## [DATA PROVIDED]

_ _ _ _ _ _ _

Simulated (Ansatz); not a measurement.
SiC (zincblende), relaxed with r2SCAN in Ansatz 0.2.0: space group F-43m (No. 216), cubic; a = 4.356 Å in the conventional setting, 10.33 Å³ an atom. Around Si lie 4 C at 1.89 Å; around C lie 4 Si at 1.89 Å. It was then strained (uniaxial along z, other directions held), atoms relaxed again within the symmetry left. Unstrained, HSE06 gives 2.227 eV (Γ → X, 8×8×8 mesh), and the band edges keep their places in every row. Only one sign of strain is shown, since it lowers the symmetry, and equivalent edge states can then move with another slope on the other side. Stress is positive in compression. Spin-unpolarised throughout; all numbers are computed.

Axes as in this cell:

_ _ _ _ _ _ _

## [ACTIVITY]
The listing above needs to be retyped. Reproduce every line exactly.

## [ANSWER SECTION]
Simulated (Ansatz); not a measurement.
SiC (zincblende), relaxed with r2SCAN in Ansatz 0.2.0: space group F-43m (No. 216), cubic; a = 4.356 Å in the conventional setting, 10.33 Å³ an atom. Around Si lie 4 C at 1.89 Å; around C lie 4 Si at 1.89 Å. It was then strained (uniaxial along z, other directions held), atoms relaxed again within the symmetry left. Unstrained, HSE06 gives 2.227 eV (Γ → X, 8×8×8 mesh), and the band edges keep their places in every row. Only one sign of strain is shown, since it lowers the symmetry, and equivalent edge states can then move with another slope on the other side. Stress is positive in compression. Spin-unpolarised throughout; all numbers are computed.

Axes as in this cell:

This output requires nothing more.